========================================================================

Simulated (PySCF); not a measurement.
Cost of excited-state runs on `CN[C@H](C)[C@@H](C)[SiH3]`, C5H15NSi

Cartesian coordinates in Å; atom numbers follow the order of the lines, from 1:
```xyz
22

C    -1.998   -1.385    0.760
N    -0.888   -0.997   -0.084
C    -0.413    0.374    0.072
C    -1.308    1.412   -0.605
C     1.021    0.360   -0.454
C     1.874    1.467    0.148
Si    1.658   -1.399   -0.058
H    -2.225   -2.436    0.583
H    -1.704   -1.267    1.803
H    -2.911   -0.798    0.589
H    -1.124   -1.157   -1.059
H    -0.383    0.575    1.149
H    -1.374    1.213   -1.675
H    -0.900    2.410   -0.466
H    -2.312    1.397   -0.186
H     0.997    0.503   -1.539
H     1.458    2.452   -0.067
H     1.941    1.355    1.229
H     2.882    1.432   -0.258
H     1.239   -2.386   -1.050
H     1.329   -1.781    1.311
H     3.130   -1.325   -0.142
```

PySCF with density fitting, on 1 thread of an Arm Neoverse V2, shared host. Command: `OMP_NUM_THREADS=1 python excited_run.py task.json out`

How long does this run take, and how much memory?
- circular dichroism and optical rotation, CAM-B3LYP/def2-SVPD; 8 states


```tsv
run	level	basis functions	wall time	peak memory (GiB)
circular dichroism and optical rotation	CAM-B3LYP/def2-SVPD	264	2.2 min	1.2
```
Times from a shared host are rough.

========================================================================

* TASK ITEM
What is wanted is the complete set of entries, returned verbatim.

* WRITTEN SOLUTION
Simulated (PySCF); not a measurement.
Cost of excited-state runs on `CN[C@H](C)[C@@H](C)[SiH3]`, C5H15NSi

Cartesian coordinates in Å; atom numbers follow the order of the lines, from 1:
```xyz
22

C    -1.998   -1.385    0.760
N    -0.888   -0.997   -0.084
C    -0.413    0.374    0.072
C    -1.308    1.412   -0.605
C     1.021    0.360   -0.454
C     1.874    1.467    0.148
Si    1.658   -1.399   -0.058
H    -2.225   -2.436    0.583
H    -1.704   -1.267    1.803
H    -2.911   -0.798    0.589
H    -1.124   -1.157   -1.059
H    -0.383    0.575    1.149
H    -1.374    1.213   -1.675
H    -0.900    2.410   -0.466
H    -2.312    1.397   -0.186
H     0.997    0.503   -1.539
H     1.458    2.452   -0.067
H     1.941    1.355    1.229
H     2.882    1.432   -0.258
H     1.239   -2.386   -1.050
H     1.329   -1.781    1.311
H     3.130   -1.325   -0.142
```

PySCF with density fitting, on 1 thread of an Arm Neoverse V2, shared host. Command: `OMP_NUM_THREADS=1 python excited_run.py task.json out`

How long does this run take, and how much memory?
- circular dichroism and optical rotation, CAM-B3LYP/def2-SVPD; 8 states


```tsv
run	level	basis functions	wall time	peak memory (GiB)
circular dichroism and optical rotation	CAM-B3LYP/def2-SVPD	264	2.2 min	1.2
```
Times from a shared host are rough.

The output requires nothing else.